• WORK INSTRUCTION: Return all the records, each one exactly as given.

• RECORD EXCERPTS:
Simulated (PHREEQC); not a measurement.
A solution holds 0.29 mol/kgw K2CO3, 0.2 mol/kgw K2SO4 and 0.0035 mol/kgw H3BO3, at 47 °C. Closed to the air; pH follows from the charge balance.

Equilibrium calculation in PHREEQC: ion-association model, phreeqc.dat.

• TASK OUTPUT:
Simulated (PHREEQC); not a measurement.
A solution holds 0.29 mol/kgw K2CO3, 0.2 mol/kgw K2SO4 and 0.0035 mol/kgw H3BO3, at 47 °C. Closed to the air; pH follows from the charge balance.

Equilibrium calculation in PHREEQC: ion-association model, phreeqc.dat.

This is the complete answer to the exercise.